Segment Start: Data for analysis
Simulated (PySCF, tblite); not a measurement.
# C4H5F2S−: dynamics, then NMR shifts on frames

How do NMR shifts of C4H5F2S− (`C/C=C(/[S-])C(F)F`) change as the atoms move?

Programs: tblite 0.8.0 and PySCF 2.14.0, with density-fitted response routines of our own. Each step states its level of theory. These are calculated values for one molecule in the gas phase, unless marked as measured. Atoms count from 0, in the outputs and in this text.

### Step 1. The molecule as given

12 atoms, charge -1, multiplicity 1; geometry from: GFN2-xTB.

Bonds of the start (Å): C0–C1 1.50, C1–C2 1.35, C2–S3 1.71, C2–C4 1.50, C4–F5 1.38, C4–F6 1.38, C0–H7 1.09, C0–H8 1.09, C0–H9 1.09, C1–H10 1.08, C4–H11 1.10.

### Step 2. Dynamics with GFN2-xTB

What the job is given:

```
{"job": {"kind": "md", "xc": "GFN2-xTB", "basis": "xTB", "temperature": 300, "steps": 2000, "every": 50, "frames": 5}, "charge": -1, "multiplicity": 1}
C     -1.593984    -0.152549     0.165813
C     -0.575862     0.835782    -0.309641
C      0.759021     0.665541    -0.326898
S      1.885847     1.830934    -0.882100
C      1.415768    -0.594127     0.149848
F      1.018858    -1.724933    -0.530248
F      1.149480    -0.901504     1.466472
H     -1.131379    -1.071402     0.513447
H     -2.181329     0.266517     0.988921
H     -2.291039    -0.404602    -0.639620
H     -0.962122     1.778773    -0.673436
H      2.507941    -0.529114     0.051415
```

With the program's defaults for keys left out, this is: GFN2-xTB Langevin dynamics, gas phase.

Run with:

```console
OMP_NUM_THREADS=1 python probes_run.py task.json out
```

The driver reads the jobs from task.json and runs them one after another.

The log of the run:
Segment End: Data for analysis

Work request -> From the records above, extract exactly and only the lines that begin at the line with "How do NMR shifts" and stop after the line with "The driver reads".

Your solution ->
How do NMR shifts of C4H5F2S− (`C/C=C(/[S-])C(F)F`) change as the atoms move?

Programs: tblite 0.8.0 and PySCF 2.14.0, with density-fitted response routines of our own. Each step states its level of theory. These are calculated values for one molecule in the gas phase, unless marked as measured. Atoms count from 0, in the outputs and in this text.

### Step 1. The molecule as given

12 atoms, charge -1, multiplicity 1; geometry from: GFN2-xTB.

Bonds of the start (Å): C0–C1 1.50, C1–C2 1.35, C2–S3 1.71, C2–C4 1.50, C4–F5 1.38, C4–F6 1.38, C0–H7 1.09, C0–H8 1.09, C0–H9 1.09, C1–H10 1.08, C4–H11 1.10.

### Step 2. Dynamics with GFN2-xTB

What the job is given:

```
{"job": {"kind": "md", "xc": "GFN2-xTB", "basis": "xTB", "temperature": 300, "steps": 2000, "every": 50, "frames": 5}, "charge": -1, "multiplicity": 1}
C     -1.593984    -0.152549     0.165813
C     -0.575862     0.835782    -0.309641
C      0.759021     0.665541    -0.326898
S      1.885847     1.830934    -0.882100
C      1.415768    -0.594127     0.149848
F      1.018858    -1.724933    -0.530248
F      1.149480    -0.901504     1.466472
H     -1.131379    -1.071402     0.513447
H     -2.181329     0.266517     0.988921
H     -2.291039    -0.404602    -0.639620
H     -0.962122     1.778773    -0.673436
H      2.507941    -0.529114     0.051415
```

With the program's defaults for keys left out, this is: GFN2-xTB Langevin dynamics, gas phase.

Run with:

```console
OMP_NUM_THREADS=1 python probes_run.py task.json out
```

The driver reads the jobs from task.json and runs them one after another.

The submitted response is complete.